* _PROVIDED RECORDS_
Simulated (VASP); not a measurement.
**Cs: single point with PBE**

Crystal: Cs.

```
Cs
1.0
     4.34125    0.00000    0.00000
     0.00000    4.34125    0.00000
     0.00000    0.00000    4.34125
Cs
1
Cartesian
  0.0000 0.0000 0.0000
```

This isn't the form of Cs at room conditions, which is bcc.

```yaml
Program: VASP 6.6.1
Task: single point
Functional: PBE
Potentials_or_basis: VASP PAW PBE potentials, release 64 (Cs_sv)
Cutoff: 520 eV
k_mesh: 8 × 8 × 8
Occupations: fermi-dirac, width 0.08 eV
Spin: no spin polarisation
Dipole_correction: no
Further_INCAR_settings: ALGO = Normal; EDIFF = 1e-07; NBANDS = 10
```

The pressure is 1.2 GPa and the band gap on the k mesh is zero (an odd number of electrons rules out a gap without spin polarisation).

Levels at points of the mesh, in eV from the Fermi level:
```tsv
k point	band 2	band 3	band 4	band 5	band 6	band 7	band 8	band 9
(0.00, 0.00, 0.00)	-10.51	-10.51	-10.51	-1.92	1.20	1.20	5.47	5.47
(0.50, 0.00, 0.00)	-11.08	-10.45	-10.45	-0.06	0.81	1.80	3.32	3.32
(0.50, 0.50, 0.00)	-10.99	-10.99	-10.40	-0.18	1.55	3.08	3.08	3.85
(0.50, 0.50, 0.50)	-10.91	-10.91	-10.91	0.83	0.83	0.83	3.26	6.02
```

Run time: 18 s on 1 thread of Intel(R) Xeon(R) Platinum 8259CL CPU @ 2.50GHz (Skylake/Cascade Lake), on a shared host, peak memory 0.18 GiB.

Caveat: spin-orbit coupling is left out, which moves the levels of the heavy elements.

* _BRIEF_
Exactly as they appear, please write out the lines from the opening of the listing above down to the line containing "The pressure is", with both end lines included.

* _EXERCISE RESULT_
Simulated (VASP); not a measurement.
**Cs: single point with PBE**

Crystal: Cs.

```
Cs
1.0
     4.34125    0.00000    0.00000
     0.00000    4.34125    0.00000
     0.00000    0.00000    4.34125
Cs
1
Cartesian
  0.0000 0.0000 0.0000
```

This isn't the form of Cs at room conditions, which is bcc.

```yaml
Program: VASP 6.6.1
Task: single point
Functional: PBE
Potentials_or_basis: VASP PAW PBE potentials, release 64 (Cs_sv)
Cutoff: 520 eV
k_mesh: 8 × 8 × 8
Occupations: fermi-dirac, width 0.08 eV
Spin: no spin polarisation
Dipole_correction: no
Further_INCAR_settings: ALGO = Normal; EDIFF = 1e-07; NBANDS = 10
```

The pressure is 1.2 GPa and the band gap on the k mesh is zero (an odd number of electrons rules out a gap without spin polarisation).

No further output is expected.